Work task:
Down to the last line, reproduce the data below exactly.

--- Data provided Enclosed Below ---

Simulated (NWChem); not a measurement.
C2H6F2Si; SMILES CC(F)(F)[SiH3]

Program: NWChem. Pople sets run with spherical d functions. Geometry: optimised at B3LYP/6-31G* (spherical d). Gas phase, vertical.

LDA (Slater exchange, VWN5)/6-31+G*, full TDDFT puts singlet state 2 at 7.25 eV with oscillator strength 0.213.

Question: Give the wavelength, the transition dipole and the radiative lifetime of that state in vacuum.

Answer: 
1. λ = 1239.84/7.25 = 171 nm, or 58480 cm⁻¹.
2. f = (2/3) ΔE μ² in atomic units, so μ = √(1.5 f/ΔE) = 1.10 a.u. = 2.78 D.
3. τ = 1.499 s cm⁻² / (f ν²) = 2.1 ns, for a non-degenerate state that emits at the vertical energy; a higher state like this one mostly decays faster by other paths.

--- End of Enclosed Data provided ---

Answer section:
Simulated (NWChem); not a measurement.
C2H6F2Si; SMILES CC(F)(F)[SiH3]

Program: NWChem. Pople sets run with spherical d functions. Geometry: optimised at B3LYP/6-31G* (spherical d). Gas phase, vertical.

LDA (Slater exchange, VWN5)/6-31+G*, full TDDFT puts singlet state 2 at 7.25 eV with oscillator strength 0.213.

Question: Give the wavelength, the transition dipole and the radiative lifetime of that state in vacuum.

Answer: 
1. λ = 1239.84/7.25 = 171 nm, or 58480 cm⁻¹.
2. f = (2/3) ΔE μ² in atomic units, so μ = √(1.5 f/ΔE) = 1.10 a.u. = 2.78 D.
3. τ = 1.499 s cm⁻² / (f ν²) = 2.1 ns, for a non-degenerate state that emits at the vertical energy; a higher state like this one mostly decays faster by other paths.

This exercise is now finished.